Work task: Stop after the line containing "This Br structure"; retype every line of the data before it exactly, starting from the first.

Information shown:
- Opening Delimiter -
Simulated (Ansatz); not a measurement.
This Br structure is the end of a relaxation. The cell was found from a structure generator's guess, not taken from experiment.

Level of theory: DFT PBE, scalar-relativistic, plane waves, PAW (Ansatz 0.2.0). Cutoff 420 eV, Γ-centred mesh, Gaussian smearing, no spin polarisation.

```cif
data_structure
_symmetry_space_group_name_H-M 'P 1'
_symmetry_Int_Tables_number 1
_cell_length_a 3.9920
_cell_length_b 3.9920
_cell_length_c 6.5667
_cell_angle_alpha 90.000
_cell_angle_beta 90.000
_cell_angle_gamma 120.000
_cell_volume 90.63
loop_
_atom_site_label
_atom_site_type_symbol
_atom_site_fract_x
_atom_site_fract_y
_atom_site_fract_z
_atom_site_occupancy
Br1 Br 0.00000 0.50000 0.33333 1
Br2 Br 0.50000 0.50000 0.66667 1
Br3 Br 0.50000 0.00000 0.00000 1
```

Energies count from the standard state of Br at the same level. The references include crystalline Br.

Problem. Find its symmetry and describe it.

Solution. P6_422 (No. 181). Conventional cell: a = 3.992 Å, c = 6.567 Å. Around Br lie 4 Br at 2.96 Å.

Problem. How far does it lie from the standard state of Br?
- Closing Delimiter -

Your solution:
Simulated (Ansatz); not a measurement.
This Br structure is the end of a relaxation. The cell was found from a structure generator's guess, not taken from experiment.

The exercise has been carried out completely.